Give every line of the records exactly, please, from the first up to and including the one containing "Program: VASP 6.6.1".

▸ **RECORD EXCERPTS**
━━━━━━━━

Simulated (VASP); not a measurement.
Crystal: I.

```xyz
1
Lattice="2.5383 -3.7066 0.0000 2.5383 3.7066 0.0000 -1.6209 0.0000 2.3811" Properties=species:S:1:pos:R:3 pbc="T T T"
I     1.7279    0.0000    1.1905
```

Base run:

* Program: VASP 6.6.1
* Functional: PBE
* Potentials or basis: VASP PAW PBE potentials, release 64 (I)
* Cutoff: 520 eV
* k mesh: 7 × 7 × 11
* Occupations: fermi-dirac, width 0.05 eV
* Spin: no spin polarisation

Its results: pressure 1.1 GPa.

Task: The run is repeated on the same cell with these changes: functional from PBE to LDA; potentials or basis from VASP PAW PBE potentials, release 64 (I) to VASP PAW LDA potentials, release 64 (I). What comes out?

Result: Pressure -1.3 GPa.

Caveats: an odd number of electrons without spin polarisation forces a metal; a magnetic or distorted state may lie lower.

━━━━━━━━

▸ **EXERCISE RESPONSE**
Simulated (VASP); not a measurement.
Crystal: I.

```xyz
1
Lattice="2.5383 -3.7066 0.0000 2.5383 3.7066 0.0000 -1.6209 0.0000 2.3811" Properties=species:S:1:pos:R:3 pbc="T T T"
I     1.7279    0.0000    1.1905
```

Base run:

* Program: VASP 6.6.1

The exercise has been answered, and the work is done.